┌─ Data

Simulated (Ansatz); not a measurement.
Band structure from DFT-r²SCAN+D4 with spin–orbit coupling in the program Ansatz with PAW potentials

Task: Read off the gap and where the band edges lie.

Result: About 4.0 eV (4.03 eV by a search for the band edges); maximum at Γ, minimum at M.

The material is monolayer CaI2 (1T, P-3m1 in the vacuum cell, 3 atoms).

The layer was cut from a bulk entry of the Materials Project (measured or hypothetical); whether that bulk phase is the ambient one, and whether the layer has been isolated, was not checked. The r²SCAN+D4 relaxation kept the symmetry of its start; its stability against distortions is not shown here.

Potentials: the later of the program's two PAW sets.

└─

■ Assignment ■
Give again each line of the listing above, keeping every word the same.

■ Task response ■
Simulated (Ansatz); not a measurement.
Band structure from DFT-r²SCAN+D4 with spin–orbit coupling in the program Ansatz with PAW potentials

Task: Read off the gap and where the band edges lie.

Result: About 4.0 eV (4.03 eV by a search for the band edges); maximum at Γ, minimum at M.

The material is monolayer CaI2 (1T, P-3m1 in the vacuum cell, 3 atoms).

The layer was cut from a bulk entry of the Materials Project (measured or hypothetical); whether that bulk phase is the ambient one, and whether the layer has been isolated, was not checked. The r²SCAN+D4 relaxation kept the symmetry of its start; its stability against distortions is not shown here.

Potentials: the later of the program's two PAW sets.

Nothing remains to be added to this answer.